| WORK TASK |
Your answer should be the lines below from the one with "SMILES CC(C)(C)[O][SnH3], singlet" to the one with "Map of the deformation", both included, given again exactly and with nothing added.

Segment Start: DATA EXCERPTS
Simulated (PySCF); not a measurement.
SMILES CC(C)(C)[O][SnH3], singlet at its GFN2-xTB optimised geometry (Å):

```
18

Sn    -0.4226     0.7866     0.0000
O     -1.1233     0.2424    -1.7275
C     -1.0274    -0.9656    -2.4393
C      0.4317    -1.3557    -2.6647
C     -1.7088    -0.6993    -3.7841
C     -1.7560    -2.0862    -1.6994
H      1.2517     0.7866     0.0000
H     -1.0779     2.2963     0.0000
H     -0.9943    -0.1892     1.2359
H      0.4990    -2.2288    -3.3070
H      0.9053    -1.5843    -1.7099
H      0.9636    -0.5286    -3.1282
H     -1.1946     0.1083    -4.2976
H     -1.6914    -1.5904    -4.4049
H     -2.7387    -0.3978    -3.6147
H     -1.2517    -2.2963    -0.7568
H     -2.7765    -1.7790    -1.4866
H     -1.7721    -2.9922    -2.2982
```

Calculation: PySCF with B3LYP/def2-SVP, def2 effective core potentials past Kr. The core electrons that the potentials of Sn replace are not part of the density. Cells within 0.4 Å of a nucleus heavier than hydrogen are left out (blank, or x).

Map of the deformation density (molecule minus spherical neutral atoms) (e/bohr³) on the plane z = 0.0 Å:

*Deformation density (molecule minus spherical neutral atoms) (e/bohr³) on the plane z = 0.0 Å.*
Segment End: DATA EXCERPTS

| EXERCISE OUTPUT |
SMILES CC(C)(C)[O][SnH3], singlet at its GFN2-xTB optimised geometry (Å):

```
18

Sn    -0.4226     0.7866     0.0000
O     -1.1233     0.2424    -1.7275
C     -1.0274    -0.9656    -2.4393
C      0.4317    -1.3557    -2.6647
C     -1.7088    -0.6993    -3.7841
C     -1.7560    -2.0862    -1.6994
H      1.2517     0.7866     0.0000
H     -1.0779     2.2963     0.0000
H     -0.9943    -0.1892     1.2359
H      0.4990    -2.2288    -3.3070
H      0.9053    -1.5843    -1.7099
H      0.9636    -0.5286    -3.1282
H     -1.1946     0.1083    -4.2976
H     -1.6914    -1.5904    -4.4049
H     -2.7387    -0.3978    -3.6147
H     -1.2517    -2.2963    -0.7568
H     -2.7765    -1.7790    -1.4866
H     -1.7721    -2.9922    -2.2982
```

Calculation: PySCF with B3LYP/def2-SVP, def2 effective core potentials past Kr. The core electrons that the potentials of Sn replace are not part of the density. Cells within 0.4 Å of a nucleus heavier than hydrogen are left out (blank, or x).

Map of the deformation density (molecule minus spherical neutral atoms) (e/bohr³) on the plane z = 0.0 Å:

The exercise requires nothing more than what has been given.